───── Data section

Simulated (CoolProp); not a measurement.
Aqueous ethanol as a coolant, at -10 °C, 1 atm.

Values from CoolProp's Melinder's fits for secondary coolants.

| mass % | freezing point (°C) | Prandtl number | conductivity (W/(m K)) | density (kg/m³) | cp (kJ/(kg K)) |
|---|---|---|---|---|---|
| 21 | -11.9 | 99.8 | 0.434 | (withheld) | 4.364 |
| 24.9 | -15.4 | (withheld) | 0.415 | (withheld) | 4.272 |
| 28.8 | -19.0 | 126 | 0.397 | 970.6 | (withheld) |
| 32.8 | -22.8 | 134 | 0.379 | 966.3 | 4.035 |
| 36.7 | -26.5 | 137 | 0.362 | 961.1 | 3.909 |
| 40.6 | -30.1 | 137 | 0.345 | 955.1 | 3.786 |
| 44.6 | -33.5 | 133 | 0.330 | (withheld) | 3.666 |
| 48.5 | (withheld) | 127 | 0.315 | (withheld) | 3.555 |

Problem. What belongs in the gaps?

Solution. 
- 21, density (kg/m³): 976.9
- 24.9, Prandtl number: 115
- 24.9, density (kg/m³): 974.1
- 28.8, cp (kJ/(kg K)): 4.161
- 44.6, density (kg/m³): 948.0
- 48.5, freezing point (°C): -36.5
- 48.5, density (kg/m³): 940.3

──────────

§ **Work item**
Look above for the line holding "955.1 | 3.786 |" and the line holding "- 24.9, Prandtl number: 115". Retype both, and every line between them, word for word and nothing else.

§ **Response**
| 40.6 | -30.1 | 137 | 0.345 | 955.1 | 3.786 |
| 44.6 | -33.5 | 133 | 0.330 | (withheld) | 3.666 |
| 48.5 | (withheld) | 127 | 0.315 | (withheld) | 3.555 |

Problem. What belongs in the gaps?

Solution. 
- 21, density (kg/m³): 976.9
- 24.9, Prandtl number: 115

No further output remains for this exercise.